(Data under study begins)
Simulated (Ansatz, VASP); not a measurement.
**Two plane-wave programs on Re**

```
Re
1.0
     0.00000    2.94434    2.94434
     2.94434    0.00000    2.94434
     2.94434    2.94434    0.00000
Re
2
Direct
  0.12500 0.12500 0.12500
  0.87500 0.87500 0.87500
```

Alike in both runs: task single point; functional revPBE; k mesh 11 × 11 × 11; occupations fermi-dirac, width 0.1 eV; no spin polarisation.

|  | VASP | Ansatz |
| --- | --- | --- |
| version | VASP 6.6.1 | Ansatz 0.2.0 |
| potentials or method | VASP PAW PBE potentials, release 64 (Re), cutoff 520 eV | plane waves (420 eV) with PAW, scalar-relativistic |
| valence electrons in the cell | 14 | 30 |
(Data under study ends)

> Assigned task
Write the whole listing out again. Keep every line exactly as it is.

> Solution
Simulated (Ansatz, VASP); not a measurement.
**Two plane-wave programs on Re**

```
Re
1.0
     0.00000    2.94434    2.94434
     2.94434    0.00000    2.94434
     2.94434    2.94434    0.00000
Re
2
Direct
  0.12500 0.12500 0.12500
  0.87500 0.87500 0.87500
```

Alike in both runs: task single point; functional revPBE; k mesh 11 × 11 × 11; occupations fermi-dirac, width 0.1 eV; no spin polarisation.

|  | VASP | Ansatz |
| --- | --- | --- |
| version | VASP 6.6.1 | Ansatz 0.2.0 |
| potentials or method | VASP PAW PBE potentials, release 64 (Re), cutoff 520 eV | plane waves (420 eV) with PAW, scalar-relativistic |
| valence electrons in the cell | 14 | 30 |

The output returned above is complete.